Assignment ▸
Please copy exactly the lines that run from the start of the entries to the line containing "The fluid at", inclusive.

________________________

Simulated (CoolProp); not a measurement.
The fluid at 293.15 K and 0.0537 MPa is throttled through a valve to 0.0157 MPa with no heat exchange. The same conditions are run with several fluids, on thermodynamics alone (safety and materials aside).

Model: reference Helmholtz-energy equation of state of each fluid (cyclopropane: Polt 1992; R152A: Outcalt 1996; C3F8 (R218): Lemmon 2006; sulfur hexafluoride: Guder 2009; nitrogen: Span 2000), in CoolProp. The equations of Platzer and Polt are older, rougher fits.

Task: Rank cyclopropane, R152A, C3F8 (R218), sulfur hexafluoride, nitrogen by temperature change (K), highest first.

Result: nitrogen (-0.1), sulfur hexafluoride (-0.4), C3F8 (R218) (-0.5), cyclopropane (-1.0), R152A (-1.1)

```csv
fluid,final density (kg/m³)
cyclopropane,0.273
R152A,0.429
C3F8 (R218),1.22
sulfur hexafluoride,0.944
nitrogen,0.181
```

________________________

Answer section ▸
Simulated (CoolProp); not a measurement.
The fluid at 293.15 K and 0.0537 MPa is throttled through a valve to 0.0157 MPa with no heat exchange. The same conditions are run with several fluids, on thermodynamics alone (safety and materials aside).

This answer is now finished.